* Data listing *
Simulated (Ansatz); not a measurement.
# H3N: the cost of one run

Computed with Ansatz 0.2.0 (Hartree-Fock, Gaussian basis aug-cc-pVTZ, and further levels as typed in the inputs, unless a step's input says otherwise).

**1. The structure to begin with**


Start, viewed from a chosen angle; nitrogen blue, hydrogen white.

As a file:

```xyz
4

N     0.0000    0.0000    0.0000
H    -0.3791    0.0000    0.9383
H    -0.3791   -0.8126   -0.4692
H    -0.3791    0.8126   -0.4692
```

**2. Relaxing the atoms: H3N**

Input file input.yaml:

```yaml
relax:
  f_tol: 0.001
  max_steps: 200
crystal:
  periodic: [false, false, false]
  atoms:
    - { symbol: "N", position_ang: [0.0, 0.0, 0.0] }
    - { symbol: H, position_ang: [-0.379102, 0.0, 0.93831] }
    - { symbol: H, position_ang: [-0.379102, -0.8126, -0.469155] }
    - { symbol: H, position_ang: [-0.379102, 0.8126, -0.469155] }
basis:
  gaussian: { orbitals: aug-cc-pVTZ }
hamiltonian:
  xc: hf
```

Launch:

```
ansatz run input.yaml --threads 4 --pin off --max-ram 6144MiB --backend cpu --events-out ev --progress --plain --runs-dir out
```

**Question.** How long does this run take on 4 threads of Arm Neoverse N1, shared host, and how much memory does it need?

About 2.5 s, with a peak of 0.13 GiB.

* Activity *
Write out the listing exactly from its first line to the line containing "to begin with**". Both of those lines belong in the answer.

* Your solution *
Simulated (Ansatz); not a measurement.
# H3N: the cost of one run

Computed with Ansatz 0.2.0 (Hartree-Fock, Gaussian basis aug-cc-pVTZ, and further levels as typed in the inputs, unless a step's input says otherwise).

**1. The structure to begin with**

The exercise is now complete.